═════ Raw data ═════

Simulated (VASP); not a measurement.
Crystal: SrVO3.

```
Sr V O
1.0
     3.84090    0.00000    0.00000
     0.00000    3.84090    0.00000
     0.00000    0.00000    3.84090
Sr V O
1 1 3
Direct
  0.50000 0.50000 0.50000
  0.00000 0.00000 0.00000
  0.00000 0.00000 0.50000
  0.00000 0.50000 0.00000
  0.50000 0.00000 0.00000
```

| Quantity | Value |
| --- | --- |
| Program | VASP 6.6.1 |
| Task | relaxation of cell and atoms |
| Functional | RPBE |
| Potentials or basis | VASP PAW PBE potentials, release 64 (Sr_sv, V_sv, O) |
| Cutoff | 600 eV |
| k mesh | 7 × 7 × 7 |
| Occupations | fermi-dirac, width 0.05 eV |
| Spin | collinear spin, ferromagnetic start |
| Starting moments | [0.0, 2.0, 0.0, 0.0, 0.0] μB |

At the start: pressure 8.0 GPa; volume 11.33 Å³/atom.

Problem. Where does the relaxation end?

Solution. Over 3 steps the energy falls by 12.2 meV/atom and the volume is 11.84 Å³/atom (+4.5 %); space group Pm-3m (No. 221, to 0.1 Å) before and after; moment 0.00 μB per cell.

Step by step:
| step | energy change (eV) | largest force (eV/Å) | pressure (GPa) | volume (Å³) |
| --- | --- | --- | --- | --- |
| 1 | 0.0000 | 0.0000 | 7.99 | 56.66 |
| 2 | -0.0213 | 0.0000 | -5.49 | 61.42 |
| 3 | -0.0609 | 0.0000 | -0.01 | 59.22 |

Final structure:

═════

__Brief__. Extract from the listing above the lines between the line containing "VASP 6.6.1 |" and the line containing "-0.01 | 59.22 |", keeping both of those lines. Output nothing else.

__Your solution__.
| Program | VASP 6.6.1 |
| Task | relaxation of cell and atoms |
| Functional | RPBE |
| Potentials or basis | VASP PAW PBE potentials, release 64 (Sr_sv, V_sv, O) |
| Cutoff | 600 eV |
| k mesh | 7 × 7 × 7 |
| Occupations | fermi-dirac, width 0.05 eV |
| Spin | collinear spin, ferromagnetic start |
| Starting moments | [0.0, 2.0, 0.0, 0.0, 0.0] μB |

At the start: pressure 8.0 GPa; volume 11.33 Å³/atom.

Problem. Where does the relaxation end?

Solution. Over 3 steps the energy falls by 12.2 meV/atom and the volume is 11.84 Å³/atom (+4.5 %); space group Pm-3m (No. 221, to 0.1 Å) before and after; moment 0.00 μB per cell.

Step by step:
| step | energy change (eV) | largest force (eV/Å) | pressure (GPa) | volume (Å³) |
| --- | --- | --- | --- | --- |
| 1 | 0.0000 | 0.0000 | 7.99 | 56.66 |
| 2 | -0.0213 | 0.0000 | -5.49 | 61.42 |
| 3 | -0.0609 | 0.0000 | -0.01 | 59.22 |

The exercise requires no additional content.